--- TASK ITEM ---
The data beneath this task has to be reprinted character for character.

--- INFORMATION SUPPLIED ---

--- START ---

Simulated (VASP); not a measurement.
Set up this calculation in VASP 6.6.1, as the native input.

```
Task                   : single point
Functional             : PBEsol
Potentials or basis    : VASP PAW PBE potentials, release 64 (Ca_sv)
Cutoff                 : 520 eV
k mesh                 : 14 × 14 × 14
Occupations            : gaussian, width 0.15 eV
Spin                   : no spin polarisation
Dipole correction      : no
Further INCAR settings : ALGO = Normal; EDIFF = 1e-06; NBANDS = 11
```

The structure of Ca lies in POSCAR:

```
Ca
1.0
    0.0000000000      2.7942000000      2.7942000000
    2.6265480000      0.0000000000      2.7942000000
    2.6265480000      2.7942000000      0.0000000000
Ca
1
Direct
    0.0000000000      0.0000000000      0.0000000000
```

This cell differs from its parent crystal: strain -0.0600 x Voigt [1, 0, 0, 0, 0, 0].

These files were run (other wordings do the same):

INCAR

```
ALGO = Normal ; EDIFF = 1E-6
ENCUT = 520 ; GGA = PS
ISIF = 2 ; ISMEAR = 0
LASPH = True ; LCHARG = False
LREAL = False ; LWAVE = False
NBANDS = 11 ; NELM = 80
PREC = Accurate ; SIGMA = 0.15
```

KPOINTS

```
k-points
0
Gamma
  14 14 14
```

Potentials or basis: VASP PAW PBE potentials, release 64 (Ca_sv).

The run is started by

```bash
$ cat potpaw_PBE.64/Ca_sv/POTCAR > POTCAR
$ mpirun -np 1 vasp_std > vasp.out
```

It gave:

--- END ---

--- RESPONSE ---
Simulated (VASP); not a measurement.
Set up this calculation in VASP 6.6.1, as the native input.

```
Task                   : single point
Functional             : PBEsol
Potentials or basis    : VASP PAW PBE potentials, release 64 (Ca_sv)
Cutoff                 : 520 eV
k mesh                 : 14 × 14 × 14
Occupations            : gaussian, width 0.15 eV
Spin                   : no spin polarisation
Dipole correction      : no
Further INCAR settings : ALGO = Normal; EDIFF = 1e-06; NBANDS = 11
```

The structure of Ca lies in POSCAR:

```
Ca
1.0
    0.0000000000      2.7942000000      2.7942000000
    2.6265480000      0.0000000000      2.7942000000
    2.6265480000      2.7942000000      0.0000000000
Ca
1
Direct
    0.0000000000      0.0000000000      0.0000000000
```

This cell differs from its parent crystal: strain -0.0600 x Voigt [1, 0, 0, 0, 0, 0].

These files were run (other wordings do the same):

INCAR

```
ALGO = Normal ; EDIFF = 1E-6
ENCUT = 520 ; GGA = PS
ISIF = 2 ; ISMEAR = 0
LASPH = True ; LCHARG = False
LREAL = False ; LWAVE = False
NBANDS = 11 ; NELM = 80
PREC = Accurate ; SIGMA = 0.15
```

KPOINTS

```
k-points
0
Gamma
  14 14 14
```

Potentials or basis: VASP PAW PBE potentials, release 64 (Ca_sv).

The run is started by

```bash
$ cat potpaw_PBE.64/Ca_sv/POTCAR > POTCAR
$ mpirun -np 1 vasp_std > vasp.out
```

It gave:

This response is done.